### Data supplied
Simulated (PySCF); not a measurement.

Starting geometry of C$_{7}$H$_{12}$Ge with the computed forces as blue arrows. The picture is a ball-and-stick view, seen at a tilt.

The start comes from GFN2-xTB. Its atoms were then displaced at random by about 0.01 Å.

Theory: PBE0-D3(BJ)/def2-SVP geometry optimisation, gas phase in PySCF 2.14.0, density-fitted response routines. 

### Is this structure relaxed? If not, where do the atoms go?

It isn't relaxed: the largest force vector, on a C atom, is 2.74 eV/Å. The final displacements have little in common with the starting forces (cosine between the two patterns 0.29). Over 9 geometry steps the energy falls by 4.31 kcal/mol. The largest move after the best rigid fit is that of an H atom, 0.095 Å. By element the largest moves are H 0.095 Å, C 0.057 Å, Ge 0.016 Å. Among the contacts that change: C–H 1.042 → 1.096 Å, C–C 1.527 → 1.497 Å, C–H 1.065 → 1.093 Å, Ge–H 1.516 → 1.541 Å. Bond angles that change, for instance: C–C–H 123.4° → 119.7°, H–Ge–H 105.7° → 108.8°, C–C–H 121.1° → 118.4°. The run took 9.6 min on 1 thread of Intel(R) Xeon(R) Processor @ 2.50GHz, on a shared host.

### Requirement
Go through the records from the first line and copy each one exactly, ending after the line that contains "### Is this". Give nothing else.

### Written solution
Simulated (PySCF); not a measurement.

Starting geometry of C$_{7}$H$_{12}$Ge with the computed forces as blue arrows. The picture is a ball-and-stick view, seen at a tilt.

The start comes from GFN2-xTB. Its atoms were then displaced at random by about 0.01 Å.

Theory: PBE0-D3(BJ)/def2-SVP geometry optimisation, gas phase in PySCF 2.14.0, density-fitted response routines. 

### Is this structure relaxed? If not, where do the atoms go?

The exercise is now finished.